> _Information shown_:
════════════════

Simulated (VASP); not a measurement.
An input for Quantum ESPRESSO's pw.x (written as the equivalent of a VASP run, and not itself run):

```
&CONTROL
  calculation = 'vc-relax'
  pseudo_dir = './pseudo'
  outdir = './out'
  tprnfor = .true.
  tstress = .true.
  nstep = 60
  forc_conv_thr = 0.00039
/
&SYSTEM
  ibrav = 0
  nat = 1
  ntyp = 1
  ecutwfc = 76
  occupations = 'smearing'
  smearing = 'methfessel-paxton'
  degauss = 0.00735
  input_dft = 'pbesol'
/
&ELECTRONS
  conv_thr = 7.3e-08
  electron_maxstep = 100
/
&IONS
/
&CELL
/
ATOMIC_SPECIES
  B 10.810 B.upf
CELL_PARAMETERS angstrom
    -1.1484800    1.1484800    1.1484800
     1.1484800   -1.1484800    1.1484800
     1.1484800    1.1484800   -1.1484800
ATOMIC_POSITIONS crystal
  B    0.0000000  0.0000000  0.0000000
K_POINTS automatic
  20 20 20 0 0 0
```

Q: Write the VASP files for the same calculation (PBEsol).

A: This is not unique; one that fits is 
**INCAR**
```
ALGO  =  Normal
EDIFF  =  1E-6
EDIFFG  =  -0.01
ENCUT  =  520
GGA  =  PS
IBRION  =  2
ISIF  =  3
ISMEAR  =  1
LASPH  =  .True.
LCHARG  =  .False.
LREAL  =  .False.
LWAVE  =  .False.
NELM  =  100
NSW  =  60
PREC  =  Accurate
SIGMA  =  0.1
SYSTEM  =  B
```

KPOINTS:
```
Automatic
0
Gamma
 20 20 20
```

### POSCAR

════════════════

> _Assignment_:
Exact transcription of the records is all that is wanted.

> _Exercise solution_:
Simulated (VASP); not a measurement.
An input for Quantum ESPRESSO's pw.x (written as the equivalent of a VASP run, and not itself run):

```
&CONTROL
  calculation = 'vc-relax'
  pseudo_dir = './pseudo'
  outdir = './out'
  tprnfor = .true.
  tstress = .true.
  nstep = 60
  forc_conv_thr = 0.00039
/
&SYSTEM
  ibrav = 0
  nat = 1
  ntyp = 1
  ecutwfc = 76
  occupations = 'smearing'
  smearing = 'methfessel-paxton'
  degauss = 0.00735
  input_dft = 'pbesol'
/
&ELECTRONS
  conv_thr = 7.3e-08
  electron_maxstep = 100
/
&IONS
/
&CELL
/
ATOMIC_SPECIES
  B 10.810 B.upf
CELL_PARAMETERS angstrom
    -1.1484800    1.1484800    1.1484800
     1.1484800   -1.1484800    1.1484800
     1.1484800    1.1484800   -1.1484800
ATOMIC_POSITIONS crystal
  B    0.0000000  0.0000000  0.0000000
K_POINTS automatic
  20 20 20 0 0 0
```

Q: Write the VASP files for the same calculation (PBEsol).

A: This is not unique; one that fits is 
**INCAR**
```
ALGO  =  Normal
EDIFF  =  1E-6
EDIFFG  =  -0.01
ENCUT  =  520
GGA  =  PS
IBRION  =  2
ISIF  =  3
ISMEAR  =  1
LASPH  =  .True.
LCHARG  =  .False.
LREAL  =  .False.
LWAVE  =  .False.
NELM  =  100
NSW  =  60
PREC  =  Accurate
SIGMA  =  0.1
SYSTEM  =  B
```

KPOINTS:
```
Automatic
0
Gamma
 20 20 20
```

### POSCAR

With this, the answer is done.